*ASSIGNED TASK*:
From the data that follows, print exactly the lines starting at the one containing "Functional | PBEsol |" and ending at the one containing "NBANDS = 12 |"; include both of them and nothing more.

(RECORDS PROVIDED begins)

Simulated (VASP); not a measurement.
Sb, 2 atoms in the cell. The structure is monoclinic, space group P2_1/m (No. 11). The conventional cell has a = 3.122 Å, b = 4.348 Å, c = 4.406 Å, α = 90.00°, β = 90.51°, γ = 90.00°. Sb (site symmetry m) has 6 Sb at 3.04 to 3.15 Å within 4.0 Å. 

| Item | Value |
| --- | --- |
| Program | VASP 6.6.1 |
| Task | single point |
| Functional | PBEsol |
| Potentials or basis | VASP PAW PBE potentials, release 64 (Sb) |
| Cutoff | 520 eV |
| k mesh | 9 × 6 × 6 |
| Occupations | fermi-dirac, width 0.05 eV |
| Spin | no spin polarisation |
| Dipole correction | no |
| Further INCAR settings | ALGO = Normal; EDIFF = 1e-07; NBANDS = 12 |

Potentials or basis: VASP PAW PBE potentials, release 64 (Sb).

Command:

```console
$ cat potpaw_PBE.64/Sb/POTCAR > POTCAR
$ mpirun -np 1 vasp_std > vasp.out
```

(RECORDS PROVIDED ends)

*ANSWER BOX*:
| Functional | PBEsol |
| Potentials or basis | VASP PAW PBE potentials, release 64 (Sb) |
| Cutoff | 520 eV |
| k mesh | 9 × 6 × 6 |
| Occupations | fermi-dirac, width 0.05 eV |
| Spin | no spin polarisation |
| Dipole correction | no |
| Further INCAR settings | ALGO = Normal; EDIFF = 1e-07; NBANDS = 12 |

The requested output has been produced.